***

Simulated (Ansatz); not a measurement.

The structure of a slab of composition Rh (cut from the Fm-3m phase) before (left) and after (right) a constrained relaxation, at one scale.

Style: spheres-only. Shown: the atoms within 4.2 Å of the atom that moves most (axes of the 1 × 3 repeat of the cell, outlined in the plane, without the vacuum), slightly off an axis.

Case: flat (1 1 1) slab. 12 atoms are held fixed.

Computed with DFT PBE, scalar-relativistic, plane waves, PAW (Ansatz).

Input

***

- **WORK REQUEST**
Reprint exactly the lines above that start at the one with "Style: spheres-only. Shown: the" and end at the one with "Case: flat (1", keeping both and adding none.

- **YOUR RESPONSE**
Style: spheres-only. Shown: the atoms within 4.2 Å of the atom that moves most (axes of the 1 × 3 repeat of the cell, outlined in the plane, without the vacuum), slightly off an axis.

Case: flat (1 1 1) slab. 12 atoms are held fixed.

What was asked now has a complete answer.